In the data below, the answer is the run of lines from the line containing "## 2. Relaxing end A" through the line containing "What time and", both included; print it exactly and nothing else.

+ + + + +
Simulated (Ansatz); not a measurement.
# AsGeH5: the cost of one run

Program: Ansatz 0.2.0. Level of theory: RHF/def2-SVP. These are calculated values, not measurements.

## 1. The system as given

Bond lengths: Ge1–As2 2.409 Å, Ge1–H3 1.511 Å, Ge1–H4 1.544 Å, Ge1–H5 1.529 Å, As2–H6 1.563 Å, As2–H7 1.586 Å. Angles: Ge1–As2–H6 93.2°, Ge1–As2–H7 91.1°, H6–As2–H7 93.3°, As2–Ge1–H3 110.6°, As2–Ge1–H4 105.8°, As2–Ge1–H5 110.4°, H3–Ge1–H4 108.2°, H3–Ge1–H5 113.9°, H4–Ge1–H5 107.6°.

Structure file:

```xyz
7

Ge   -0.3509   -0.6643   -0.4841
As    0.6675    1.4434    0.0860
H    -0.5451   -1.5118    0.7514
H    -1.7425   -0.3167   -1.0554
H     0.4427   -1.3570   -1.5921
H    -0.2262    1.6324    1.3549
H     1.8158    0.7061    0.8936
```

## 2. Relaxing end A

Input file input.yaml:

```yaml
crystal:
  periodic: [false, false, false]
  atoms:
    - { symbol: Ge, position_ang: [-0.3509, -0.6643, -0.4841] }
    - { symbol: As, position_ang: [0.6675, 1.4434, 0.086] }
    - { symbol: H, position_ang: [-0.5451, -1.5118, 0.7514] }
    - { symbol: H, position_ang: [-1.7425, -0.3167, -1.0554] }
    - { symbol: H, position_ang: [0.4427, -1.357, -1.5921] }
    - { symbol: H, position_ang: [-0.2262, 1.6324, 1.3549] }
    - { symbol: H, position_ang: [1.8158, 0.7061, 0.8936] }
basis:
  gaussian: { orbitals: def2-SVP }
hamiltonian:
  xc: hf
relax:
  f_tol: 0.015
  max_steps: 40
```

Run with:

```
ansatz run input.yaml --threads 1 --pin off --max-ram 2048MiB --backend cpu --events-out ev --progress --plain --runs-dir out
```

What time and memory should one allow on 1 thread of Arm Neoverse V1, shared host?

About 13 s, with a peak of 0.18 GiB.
+ + + + +

**Task output:**
## 2. Relaxing end A

Input file input.yaml:

```yaml
crystal:
  periodic: [false, false, false]
  atoms:
    - { symbol: Ge, position_ang: [-0.3509, -0.6643, -0.4841] }
    - { symbol: As, position_ang: [0.6675, 1.4434, 0.086] }
    - { symbol: H, position_ang: [-0.5451, -1.5118, 0.7514] }
    - { symbol: H, position_ang: [-1.7425, -0.3167, -1.0554] }
    - { symbol: H, position_ang: [0.4427, -1.357, -1.5921] }
    - { symbol: H, position_ang: [-0.2262, 1.6324, 1.3549] }
    - { symbol: H, position_ang: [1.8158, 0.7061, 0.8936] }
basis:
  gaussian: { orbitals: def2-SVP }
hamiltonian:
  xc: hf
relax:
  f_tol: 0.015
  max_steps: 40
```

Run with:

```
ansatz run input.yaml --threads 1 --pin off --max-ram 2048MiB --backend cpu --events-out ev --progress --plain --runs-dir out
```

What time and memory should one allow on 1 thread of Arm Neoverse V1, shared host?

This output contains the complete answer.